## Requirement
Copy each line of the records below, from the first through the one that contains "# Assigning the", exactly as written.

Extracted records Block Start

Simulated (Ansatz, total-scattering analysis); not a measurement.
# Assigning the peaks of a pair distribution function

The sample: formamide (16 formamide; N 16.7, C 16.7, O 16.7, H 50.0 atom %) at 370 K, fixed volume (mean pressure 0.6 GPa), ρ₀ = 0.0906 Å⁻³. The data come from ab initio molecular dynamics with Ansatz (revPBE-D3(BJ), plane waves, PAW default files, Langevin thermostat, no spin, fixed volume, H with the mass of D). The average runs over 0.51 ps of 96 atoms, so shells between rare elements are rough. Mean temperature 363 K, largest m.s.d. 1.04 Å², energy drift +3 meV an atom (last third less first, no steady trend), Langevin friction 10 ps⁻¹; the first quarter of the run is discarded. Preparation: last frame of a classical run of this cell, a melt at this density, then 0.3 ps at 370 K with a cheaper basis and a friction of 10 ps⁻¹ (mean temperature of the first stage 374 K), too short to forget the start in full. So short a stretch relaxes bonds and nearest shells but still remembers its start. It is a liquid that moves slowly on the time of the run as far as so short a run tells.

Extracted records Block End

## Task answer
Simulated (Ansatz, total-scattering analysis); not a measurement.
# Assigning the peaks of a pair distribution function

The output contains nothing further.